- [Required action]
Each entry that appears below should be restated exactly as it is.

- [Given information]
-------

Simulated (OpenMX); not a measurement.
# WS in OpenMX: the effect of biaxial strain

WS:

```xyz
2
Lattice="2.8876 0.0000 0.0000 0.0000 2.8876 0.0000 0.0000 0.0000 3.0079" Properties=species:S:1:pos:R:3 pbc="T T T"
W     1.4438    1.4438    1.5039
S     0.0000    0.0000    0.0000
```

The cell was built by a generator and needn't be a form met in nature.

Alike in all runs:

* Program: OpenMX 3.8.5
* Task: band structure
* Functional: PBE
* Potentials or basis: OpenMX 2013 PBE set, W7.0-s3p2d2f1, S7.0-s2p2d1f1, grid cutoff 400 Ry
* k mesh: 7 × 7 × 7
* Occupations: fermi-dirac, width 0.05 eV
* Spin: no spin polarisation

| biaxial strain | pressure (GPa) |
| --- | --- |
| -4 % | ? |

-------

- [Answer box]
Simulated (OpenMX); not a measurement.
# WS in OpenMX: the effect of biaxial strain

WS:

```xyz
2
Lattice="2.8876 0.0000 0.0000 0.0000 2.8876 0.0000 0.0000 0.0000 3.0079" Properties=species:S:1:pos:R:3 pbc="T T T"
W     1.4438    1.4438    1.5039
S     0.0000    0.0000    0.0000
```

The cell was built by a generator and needn't be a form met in nature.

Alike in all runs:

* Program: OpenMX 3.8.5
* Task: band structure
* Functional: PBE
* Potentials or basis: OpenMX 2013 PBE set, W7.0-s3p2d2f1, S7.0-s2p2d1f1, grid cutoff 400 Ry
* k mesh: 7 × 7 × 7
* Occupations: fermi-dirac, width 0.05 eV
* Spin: no spin polarisation

| biaxial strain | pressure (GPa) |
| --- | --- |
| -4 % | ? |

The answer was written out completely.